BRIEF ▸ Only the lines from the top of the material through the line containing "The energy per atom (σ→0) is" should be restated, each one exactly.

DATASET ▸
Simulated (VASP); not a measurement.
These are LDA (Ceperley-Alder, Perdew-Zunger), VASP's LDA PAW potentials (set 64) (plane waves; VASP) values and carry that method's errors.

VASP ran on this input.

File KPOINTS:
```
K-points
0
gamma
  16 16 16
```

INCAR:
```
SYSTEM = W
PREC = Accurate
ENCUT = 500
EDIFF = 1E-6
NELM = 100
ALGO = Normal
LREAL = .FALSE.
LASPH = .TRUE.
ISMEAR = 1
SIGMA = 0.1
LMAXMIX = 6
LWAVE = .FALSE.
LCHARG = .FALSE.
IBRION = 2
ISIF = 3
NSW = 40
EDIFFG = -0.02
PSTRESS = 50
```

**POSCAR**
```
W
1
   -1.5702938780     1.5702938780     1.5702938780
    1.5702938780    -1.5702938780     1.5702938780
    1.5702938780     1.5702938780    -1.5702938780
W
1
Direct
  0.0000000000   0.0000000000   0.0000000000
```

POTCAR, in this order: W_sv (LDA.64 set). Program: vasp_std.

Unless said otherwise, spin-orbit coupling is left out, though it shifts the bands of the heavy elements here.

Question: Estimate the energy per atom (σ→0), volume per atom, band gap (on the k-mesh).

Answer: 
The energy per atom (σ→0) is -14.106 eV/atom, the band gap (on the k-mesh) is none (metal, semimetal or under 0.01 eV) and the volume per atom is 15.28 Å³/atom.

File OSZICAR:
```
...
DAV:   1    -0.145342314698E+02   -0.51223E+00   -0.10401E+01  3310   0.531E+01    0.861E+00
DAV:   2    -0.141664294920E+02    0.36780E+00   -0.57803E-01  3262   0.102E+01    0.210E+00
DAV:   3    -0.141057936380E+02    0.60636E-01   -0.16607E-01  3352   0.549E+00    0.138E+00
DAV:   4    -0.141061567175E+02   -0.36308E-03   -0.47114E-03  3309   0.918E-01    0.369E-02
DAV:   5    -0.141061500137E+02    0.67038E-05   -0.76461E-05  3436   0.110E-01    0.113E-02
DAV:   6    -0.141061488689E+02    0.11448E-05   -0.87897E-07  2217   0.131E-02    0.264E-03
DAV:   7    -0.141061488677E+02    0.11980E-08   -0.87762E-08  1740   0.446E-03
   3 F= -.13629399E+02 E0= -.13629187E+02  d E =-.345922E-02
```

RESULT ▸
Simulated (VASP); not a measurement.
These are LDA (Ceperley-Alder, Perdew-Zunger), VASP's LDA PAW potentials (set 64) (plane waves; VASP) values and carry that method's errors.

VASP ran on this input.

File KPOINTS:
```
K-points
0
gamma
  16 16 16
```

INCAR:
```
SYSTEM = W
PREC = Accurate
ENCUT = 500
EDIFF = 1E-6
NELM = 100
ALGO = Normal
LREAL = .FALSE.
LASPH = .TRUE.
ISMEAR = 1
SIGMA = 0.1
LMAXMIX = 6
LWAVE = .FALSE.
LCHARG = .FALSE.
IBRION = 2
ISIF = 3
NSW = 40
EDIFFG = -0.02
PSTRESS = 50
```

**POSCAR**
```
W
1
   -1.5702938780     1.5702938780     1.5702938780
    1.5702938780    -1.5702938780     1.5702938780
    1.5702938780     1.5702938780    -1.5702938780
W
1
Direct
  0.0000000000   0.0000000000   0.0000000000
```

POTCAR, in this order: W_sv (LDA.64 set). Program: vasp_std.

Unless said otherwise, spin-orbit coupling is left out, though it shifts the bands of the heavy elements here.

Question: Estimate the energy per atom (σ→0), volume per atom, band gap (on the k-mesh).

Answer: 
The energy per atom (σ→0) is -14.106 eV/atom, the band gap (on the k-mesh) is none (metal, semimetal or under 0.01 eV) and the volume per atom is 15.28 Å³/atom.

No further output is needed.